■ Work instruction: Retype, word for word, every line of the records below starting at the one that contains "Si(NMeEt)2Me2 (C8H22N2Si), 33" and ending at the one that contains "Correlated methods freeze 15 core orbitals."; include both of those lines and nothing more.

■ Information given:
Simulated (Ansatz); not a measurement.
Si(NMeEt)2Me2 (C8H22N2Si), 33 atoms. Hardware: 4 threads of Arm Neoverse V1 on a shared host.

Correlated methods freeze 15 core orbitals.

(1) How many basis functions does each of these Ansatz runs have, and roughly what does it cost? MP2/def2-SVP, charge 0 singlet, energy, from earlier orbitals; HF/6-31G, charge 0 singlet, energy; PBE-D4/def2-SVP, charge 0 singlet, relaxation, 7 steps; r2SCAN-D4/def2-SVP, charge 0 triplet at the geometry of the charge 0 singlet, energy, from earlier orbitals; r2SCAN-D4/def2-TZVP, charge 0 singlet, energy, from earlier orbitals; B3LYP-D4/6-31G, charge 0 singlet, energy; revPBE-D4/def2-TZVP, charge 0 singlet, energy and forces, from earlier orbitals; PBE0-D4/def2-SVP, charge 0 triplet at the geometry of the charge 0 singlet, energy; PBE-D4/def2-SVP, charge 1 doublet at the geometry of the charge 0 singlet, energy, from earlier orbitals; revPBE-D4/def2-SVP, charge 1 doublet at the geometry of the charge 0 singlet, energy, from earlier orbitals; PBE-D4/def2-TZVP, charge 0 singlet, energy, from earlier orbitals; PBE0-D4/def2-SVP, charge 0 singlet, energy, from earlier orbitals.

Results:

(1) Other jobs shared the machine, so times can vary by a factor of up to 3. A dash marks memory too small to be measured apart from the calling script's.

■ Task solution:
Si(NMeEt)2Me2 (C8H22N2Si), 33 atoms. Hardware: 4 threads of Arm Neoverse V1 on a shared host.

Correlated methods freeze 15 core orbitals.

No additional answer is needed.